**Task item:** Every record is to be transcribed exactly as written.

************
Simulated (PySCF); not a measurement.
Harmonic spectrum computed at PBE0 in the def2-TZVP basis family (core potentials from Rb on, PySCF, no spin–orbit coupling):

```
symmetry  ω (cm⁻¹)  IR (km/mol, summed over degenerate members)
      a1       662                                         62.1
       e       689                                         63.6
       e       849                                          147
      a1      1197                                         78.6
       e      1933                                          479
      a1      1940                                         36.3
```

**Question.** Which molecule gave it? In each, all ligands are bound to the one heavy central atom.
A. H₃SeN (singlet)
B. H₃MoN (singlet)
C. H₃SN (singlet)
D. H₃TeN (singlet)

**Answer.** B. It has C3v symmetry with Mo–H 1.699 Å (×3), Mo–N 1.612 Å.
************

**Written answer:**
Simulated (PySCF); not a measurement.
Harmonic spectrum computed at PBE0 in the def2-TZVP basis family (core potentials from Rb on, PySCF, no spin–orbit coupling):

```
symmetry  ω (cm⁻¹)  IR (km/mol, summed over degenerate members)
      a1       662                                         62.1
       e       689                                         63.6
       e       849                                          147
      a1      1197                                         78.6
       e      1933                                          479
      a1      1940                                         36.3
```

**Question.** Which molecule gave it? In each, all ligands are bound to the one heavy central atom.
A. H₃SeN (singlet)
B. H₃MoN (singlet)
C. H₃SN (singlet)
D. H₃TeN (singlet)

**Answer.** B. It has C3v symmetry with Mo–H 1.699 Å (×3), Mo–N 1.612 Å.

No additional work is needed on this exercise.